» Action item
Repeat the material below. Keep every line exactly as written.

- - - -

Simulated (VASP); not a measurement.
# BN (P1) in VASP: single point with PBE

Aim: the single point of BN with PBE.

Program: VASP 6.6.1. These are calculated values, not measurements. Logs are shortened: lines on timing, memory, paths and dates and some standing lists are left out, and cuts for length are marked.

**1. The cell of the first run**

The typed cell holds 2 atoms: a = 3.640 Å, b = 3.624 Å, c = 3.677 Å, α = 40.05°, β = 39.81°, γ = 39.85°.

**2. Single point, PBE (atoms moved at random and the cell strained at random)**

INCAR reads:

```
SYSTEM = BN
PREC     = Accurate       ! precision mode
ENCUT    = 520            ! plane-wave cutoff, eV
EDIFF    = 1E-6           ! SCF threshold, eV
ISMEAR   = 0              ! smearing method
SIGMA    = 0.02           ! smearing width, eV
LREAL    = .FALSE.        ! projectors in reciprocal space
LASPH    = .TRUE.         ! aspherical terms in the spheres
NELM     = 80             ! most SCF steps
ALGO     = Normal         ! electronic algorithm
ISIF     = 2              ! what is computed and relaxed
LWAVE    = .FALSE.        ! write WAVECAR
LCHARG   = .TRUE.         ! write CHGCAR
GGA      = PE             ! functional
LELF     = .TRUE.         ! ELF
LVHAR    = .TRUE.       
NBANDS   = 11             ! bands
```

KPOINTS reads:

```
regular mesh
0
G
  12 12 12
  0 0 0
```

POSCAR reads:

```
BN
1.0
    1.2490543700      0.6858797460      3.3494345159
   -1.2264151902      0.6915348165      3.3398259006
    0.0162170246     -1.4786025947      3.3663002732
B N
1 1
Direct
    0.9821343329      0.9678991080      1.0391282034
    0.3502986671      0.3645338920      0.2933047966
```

- - - -

» Expected answer
Simulated (VASP); not a measurement.
# BN (P1) in VASP: single point with PBE

Aim: the single point of BN with PBE.

Program: VASP 6.6.1. These are calculated values, not measurements. Logs are shortened: lines on timing, memory, paths and dates and some standing lists are left out, and cuts for length are marked.

**1. The cell of the first run**

The typed cell holds 2 atoms: a = 3.640 Å, b = 3.624 Å, c = 3.677 Å, α = 40.05°, β = 39.81°, γ = 39.85°.

**2. Single point, PBE (atoms moved at random and the cell strained at random)**

INCAR reads:

```
SYSTEM = BN
PREC     = Accurate       ! precision mode
ENCUT    = 520            ! plane-wave cutoff, eV
EDIFF    = 1E-6           ! SCF threshold, eV
ISMEAR   = 0              ! smearing method
SIGMA    = 0.02           ! smearing width, eV
LREAL    = .FALSE.        ! projectors in reciprocal space
LASPH    = .TRUE.         ! aspherical terms in the spheres
NELM     = 80             ! most SCF steps
ALGO     = Normal         ! electronic algorithm
ISIF     = 2              ! what is computed and relaxed
LWAVE    = .FALSE.        ! write WAVECAR
LCHARG   = .TRUE.         ! write CHGCAR
GGA      = PE             ! functional
LELF     = .TRUE.         ! ELF
LVHAR    = .TRUE.       
NBANDS   = 11             ! bands
```

KPOINTS reads:

```
regular mesh
0
G
  12 12 12
  0 0 0
```

POSCAR reads:

```
BN
1.0
    1.2490543700      0.6858797460      3.3494345159
   -1.2264151902      0.6915348165      3.3398259006
    0.0162170246     -1.4786025947      3.3663002732
B N
1 1
Direct
    0.9821343329      0.9678991080      1.0391282034
    0.3502986671      0.3645338920      0.2933047966
```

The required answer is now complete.